■ ■ ■ ■ ■ ■ ■

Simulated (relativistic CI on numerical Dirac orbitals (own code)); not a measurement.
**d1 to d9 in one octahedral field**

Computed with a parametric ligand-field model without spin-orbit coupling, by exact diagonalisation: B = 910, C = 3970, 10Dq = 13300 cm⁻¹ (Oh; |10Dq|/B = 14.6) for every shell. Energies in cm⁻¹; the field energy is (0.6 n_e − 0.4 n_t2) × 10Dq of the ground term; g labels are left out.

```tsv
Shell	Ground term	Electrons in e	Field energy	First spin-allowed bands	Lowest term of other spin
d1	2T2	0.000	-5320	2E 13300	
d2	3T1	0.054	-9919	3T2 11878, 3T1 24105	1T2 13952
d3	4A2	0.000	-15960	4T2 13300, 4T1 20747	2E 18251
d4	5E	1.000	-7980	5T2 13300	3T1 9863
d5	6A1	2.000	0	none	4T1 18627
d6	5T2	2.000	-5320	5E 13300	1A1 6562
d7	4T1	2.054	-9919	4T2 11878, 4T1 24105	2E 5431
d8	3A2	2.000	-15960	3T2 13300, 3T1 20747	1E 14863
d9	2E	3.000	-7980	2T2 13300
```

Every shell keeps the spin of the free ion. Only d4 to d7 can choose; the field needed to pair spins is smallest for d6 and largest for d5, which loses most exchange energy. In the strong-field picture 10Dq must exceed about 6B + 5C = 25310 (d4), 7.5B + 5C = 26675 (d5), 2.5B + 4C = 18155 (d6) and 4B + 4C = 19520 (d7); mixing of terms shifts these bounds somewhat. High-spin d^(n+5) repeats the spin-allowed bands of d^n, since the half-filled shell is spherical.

■ ■ ■ ■ ■ ■ ■

* Action item:
Return each line exactly, beginning at the start of the material above and ending at the line that includes "one octahedral field**", with both of those kept.

* Response:
Simulated (relativistic CI on numerical Dirac orbitals (own code)); not a measurement.
**d1 to d9 in one octahedral field**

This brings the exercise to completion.